* **Work order**
Using the material below, print the line that contains "We consider rutile", the line that contains "Measured, for comparison: band", and every line in between, exactly and nothing else.

* **Extracted data**
Content starts

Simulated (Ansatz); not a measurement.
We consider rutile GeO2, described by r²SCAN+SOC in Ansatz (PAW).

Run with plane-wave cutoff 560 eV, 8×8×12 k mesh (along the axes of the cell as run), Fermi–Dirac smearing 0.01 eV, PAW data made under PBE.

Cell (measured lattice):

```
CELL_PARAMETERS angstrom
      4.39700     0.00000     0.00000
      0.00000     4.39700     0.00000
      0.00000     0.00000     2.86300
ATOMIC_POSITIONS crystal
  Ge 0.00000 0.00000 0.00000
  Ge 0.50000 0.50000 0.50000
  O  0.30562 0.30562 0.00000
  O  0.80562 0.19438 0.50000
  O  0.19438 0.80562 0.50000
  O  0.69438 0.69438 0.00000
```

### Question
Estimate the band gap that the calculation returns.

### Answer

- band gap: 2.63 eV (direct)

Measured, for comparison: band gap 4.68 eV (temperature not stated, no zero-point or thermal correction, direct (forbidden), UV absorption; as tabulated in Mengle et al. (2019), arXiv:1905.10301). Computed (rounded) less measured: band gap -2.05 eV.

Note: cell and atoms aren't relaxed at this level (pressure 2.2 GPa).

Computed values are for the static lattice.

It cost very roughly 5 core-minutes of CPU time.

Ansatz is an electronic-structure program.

Content ends

* **Task output**
We consider rutile GeO2, described by r²SCAN+SOC in Ansatz (PAW).

Run with plane-wave cutoff 560 eV, 8×8×12 k mesh (along the axes of the cell as run), Fermi–Dirac smearing 0.01 eV, PAW data made under PBE.

Cell (measured lattice):

```
CELL_PARAMETERS angstrom
      4.39700     0.00000     0.00000
      0.00000     4.39700     0.00000
      0.00000     0.00000     2.86300
ATOMIC_POSITIONS crystal
  Ge 0.00000 0.00000 0.00000
  Ge 0.50000 0.50000 0.50000
  O  0.30562 0.30562 0.00000
  O  0.80562 0.19438 0.50000
  O  0.19438 0.80562 0.50000
  O  0.69438 0.69438 0.00000
```

### Question
Estimate the band gap that the calculation returns.

### Answer

- band gap: 2.63 eV (direct)

Measured, for comparison: band gap 4.68 eV (temperature not stated, no zero-point or thermal correction, direct (forbidden), UV absorption; as tabulated in Mengle et al. (2019), arXiv:1905.10301). Computed (rounded) less measured: band gap -2.05 eV.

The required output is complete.